• **Work task**
Output only the stretch of the listing that starts at the line containing "values left out." and ends at the line containing "Caveats: the PAW", reproduced exactly with both ends.

-.-.-
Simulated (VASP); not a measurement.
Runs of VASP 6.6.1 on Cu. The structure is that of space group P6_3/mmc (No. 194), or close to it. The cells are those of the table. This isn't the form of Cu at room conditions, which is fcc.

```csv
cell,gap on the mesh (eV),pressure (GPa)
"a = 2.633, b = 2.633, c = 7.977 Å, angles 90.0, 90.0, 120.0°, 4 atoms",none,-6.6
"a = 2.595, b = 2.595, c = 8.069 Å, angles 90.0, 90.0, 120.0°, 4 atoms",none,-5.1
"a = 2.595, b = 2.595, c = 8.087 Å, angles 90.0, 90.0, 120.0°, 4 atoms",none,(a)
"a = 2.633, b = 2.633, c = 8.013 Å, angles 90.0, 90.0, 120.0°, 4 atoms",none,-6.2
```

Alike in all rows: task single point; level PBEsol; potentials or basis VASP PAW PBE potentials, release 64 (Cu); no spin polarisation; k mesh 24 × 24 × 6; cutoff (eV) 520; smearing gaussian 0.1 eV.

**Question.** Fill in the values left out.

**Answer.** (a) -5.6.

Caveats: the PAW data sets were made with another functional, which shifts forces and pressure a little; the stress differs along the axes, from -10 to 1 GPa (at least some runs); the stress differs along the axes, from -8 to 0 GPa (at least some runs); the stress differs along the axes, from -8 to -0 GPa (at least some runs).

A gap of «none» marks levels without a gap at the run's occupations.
-.-.-

• **Written reply**
**Question.** Fill in the values left out.

**Answer.** (a) -5.6.

Caveats: the PAW data sets were made with another functional, which shifts forces and pressure a little; the stress differs along the axes, from -10 to 1 GPa (at least some runs); the stress differs along the axes, from -8 to 0 GPa (at least some runs); the stress differs along the axes, from -8 to -0 GPa (at least some runs).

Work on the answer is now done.